== Material shown ==

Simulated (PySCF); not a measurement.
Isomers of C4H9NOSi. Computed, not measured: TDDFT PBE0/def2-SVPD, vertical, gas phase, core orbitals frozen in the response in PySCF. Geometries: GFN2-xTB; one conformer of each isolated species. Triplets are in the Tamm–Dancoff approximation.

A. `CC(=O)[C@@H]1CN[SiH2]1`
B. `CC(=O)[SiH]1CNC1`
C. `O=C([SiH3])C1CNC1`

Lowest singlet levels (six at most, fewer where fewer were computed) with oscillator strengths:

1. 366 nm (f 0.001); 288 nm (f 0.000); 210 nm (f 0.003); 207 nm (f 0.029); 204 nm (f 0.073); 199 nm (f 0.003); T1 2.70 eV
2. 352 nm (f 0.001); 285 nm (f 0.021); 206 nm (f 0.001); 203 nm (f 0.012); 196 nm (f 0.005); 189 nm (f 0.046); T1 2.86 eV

===

Required action - The full set of entries above should be given again exactly.

Answer area -
Simulated (PySCF); not a measurement.
Isomers of C4H9NOSi. Computed, not measured: TDDFT PBE0/def2-SVPD, vertical, gas phase, core orbitals frozen in the response in PySCF. Geometries: GFN2-xTB; one conformer of each isolated species. Triplets are in the Tamm–Dancoff approximation.

A. `CC(=O)[C@@H]1CN[SiH2]1`
B. `CC(=O)[SiH]1CNC1`
C. `O=C([SiH3])C1CNC1`

Lowest singlet levels (six at most, fewer where fewer were computed) with oscillator strengths:

1. 366 nm (f 0.001); 288 nm (f 0.000); 210 nm (f 0.003); 207 nm (f 0.029); 204 nm (f 0.073); 199 nm (f 0.003); T1 2.70 eV
2. 352 nm (f 0.001); 285 nm (f 0.021); 206 nm (f 0.001); 203 nm (f 0.012); 196 nm (f 0.005); 189 nm (f 0.046); T1 2.86 eV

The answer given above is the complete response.